→ TASK ITEM:
Among the lines below, take the one holding "Q: Fill in the values left out.", the one holding "Caveats: the PAW", and all lines between them. Set them down exactly.

== DATASET CONTENT ==
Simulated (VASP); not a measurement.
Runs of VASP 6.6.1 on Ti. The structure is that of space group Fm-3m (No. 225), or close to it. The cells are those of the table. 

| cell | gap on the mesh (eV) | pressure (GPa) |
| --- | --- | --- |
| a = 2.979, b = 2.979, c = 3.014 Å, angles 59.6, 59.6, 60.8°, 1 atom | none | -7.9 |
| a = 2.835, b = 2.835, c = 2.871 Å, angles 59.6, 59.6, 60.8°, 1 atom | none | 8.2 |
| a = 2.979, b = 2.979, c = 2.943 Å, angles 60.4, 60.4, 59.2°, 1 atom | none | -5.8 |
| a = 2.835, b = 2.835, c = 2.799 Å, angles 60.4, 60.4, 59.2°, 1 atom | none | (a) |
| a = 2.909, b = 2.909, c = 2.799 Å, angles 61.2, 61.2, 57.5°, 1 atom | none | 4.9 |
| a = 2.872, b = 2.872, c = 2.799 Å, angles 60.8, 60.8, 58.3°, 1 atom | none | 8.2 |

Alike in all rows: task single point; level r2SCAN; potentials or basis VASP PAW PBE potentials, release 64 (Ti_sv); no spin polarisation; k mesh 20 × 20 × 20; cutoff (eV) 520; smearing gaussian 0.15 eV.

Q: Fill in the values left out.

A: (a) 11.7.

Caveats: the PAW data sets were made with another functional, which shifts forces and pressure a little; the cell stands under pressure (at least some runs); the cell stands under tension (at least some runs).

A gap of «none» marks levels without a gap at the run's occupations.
===

→ RESPONSE:
Q: Fill in the values left out.

A: (a) 11.7.

Caveats: the PAW data sets were made with another functional, which shifts forces and pressure a little; the cell stands under pressure (at least some runs); the cell stands under tension (at least some runs).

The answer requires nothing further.